Data shown:
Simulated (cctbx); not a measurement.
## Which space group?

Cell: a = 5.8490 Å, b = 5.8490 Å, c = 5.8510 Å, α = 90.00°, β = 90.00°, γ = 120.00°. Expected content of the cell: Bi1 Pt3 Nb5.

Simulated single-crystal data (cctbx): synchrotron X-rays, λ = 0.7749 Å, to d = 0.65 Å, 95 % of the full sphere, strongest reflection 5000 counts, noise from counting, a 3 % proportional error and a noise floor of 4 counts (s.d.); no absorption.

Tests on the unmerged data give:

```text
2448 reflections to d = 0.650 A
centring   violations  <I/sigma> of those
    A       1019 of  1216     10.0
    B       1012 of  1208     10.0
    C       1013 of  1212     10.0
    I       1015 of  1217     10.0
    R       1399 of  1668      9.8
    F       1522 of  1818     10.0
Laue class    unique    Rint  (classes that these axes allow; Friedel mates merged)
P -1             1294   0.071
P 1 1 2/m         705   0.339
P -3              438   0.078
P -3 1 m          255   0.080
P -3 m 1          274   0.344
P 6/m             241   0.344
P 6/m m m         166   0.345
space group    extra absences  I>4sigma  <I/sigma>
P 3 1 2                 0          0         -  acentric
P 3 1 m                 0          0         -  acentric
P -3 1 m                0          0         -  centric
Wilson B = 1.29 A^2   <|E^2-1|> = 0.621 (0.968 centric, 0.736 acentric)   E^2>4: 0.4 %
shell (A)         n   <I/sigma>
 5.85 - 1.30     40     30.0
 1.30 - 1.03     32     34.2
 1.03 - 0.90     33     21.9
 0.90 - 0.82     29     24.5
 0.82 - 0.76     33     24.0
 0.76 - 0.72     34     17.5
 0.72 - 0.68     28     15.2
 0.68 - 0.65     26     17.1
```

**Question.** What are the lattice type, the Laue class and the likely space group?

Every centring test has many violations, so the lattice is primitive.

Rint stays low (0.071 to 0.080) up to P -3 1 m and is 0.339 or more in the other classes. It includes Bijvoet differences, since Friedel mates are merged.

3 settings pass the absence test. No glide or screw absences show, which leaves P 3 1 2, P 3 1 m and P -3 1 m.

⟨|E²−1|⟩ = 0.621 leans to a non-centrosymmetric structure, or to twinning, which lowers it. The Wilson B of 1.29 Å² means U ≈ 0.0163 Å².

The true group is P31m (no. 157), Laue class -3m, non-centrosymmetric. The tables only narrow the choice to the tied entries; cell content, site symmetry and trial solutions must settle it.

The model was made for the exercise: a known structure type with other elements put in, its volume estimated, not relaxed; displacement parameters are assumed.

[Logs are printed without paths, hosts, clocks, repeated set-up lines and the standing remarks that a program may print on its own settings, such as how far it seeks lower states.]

Exercise: Quote the listing above, but only from the line that shows "Tests on the" through the line that shows "The model was".

Exercise answer:
Tests on the unmerged data give:

```text
2448 reflections to d = 0.650 A
centring   violations  <I/sigma> of those
    A       1019 of  1216     10.0
    B       1012 of  1208     10.0
    C       1013 of  1212     10.0
    I       1015 of  1217     10.0
    R       1399 of  1668      9.8
    F       1522 of  1818     10.0
Laue class    unique    Rint  (classes that these axes allow; Friedel mates merged)
P -1             1294   0.071
P 1 1 2/m         705   0.339
P -3              438   0.078
P -3 1 m          255   0.080
P -3 m 1          274   0.344
P 6/m             241   0.344
P 6/m m m         166   0.345
space group    extra absences  I>4sigma  <I/sigma>
P 3 1 2                 0          0         -  acentric
P 3 1 m                 0          0         -  acentric
P -3 1 m                0          0         -  centric
Wilson B = 1.29 A^2   <|E^2-1|> = 0.621 (0.968 centric, 0.736 acentric)   E^2>4: 0.4 %
shell (A)         n   <I/sigma>
 5.85 - 1.30     40     30.0
 1.30 - 1.03     32     34.2
 1.03 - 0.90     33     21.9
 0.90 - 0.82     29     24.5
 0.82 - 0.76     33     24.0
 0.76 - 0.72     34     17.5
 0.72 - 0.68     28     15.2
 0.68 - 0.65     26     17.1
```

**Question.** What are the lattice type, the Laue class and the likely space group?

Every centring test has many violations, so the lattice is primitive.

Rint stays low (0.071 to 0.080) up to P -3 1 m and is 0.339 or more in the other classes. It includes Bijvoet differences, since Friedel mates are merged.

3 settings pass the absence test. No glide or screw absences show, which leaves P 3 1 2, P 3 1 m and P -3 1 m.

⟨|E²−1|⟩ = 0.621 leans to a non-centrosymmetric structure, or to twinning, which lowers it. The Wilson B of 1.29 Å² means U ≈ 0.0163 Å².

The true group is P31m (no. 157), Laue class -3m, non-centrosymmetric. The tables only narrow the choice to the tied entries; cell content, site symmetry and trial solutions must settle it.

The model was made for the exercise: a known structure type with other elements put in, its volume estimated, not relaxed; displacement parameters are assumed.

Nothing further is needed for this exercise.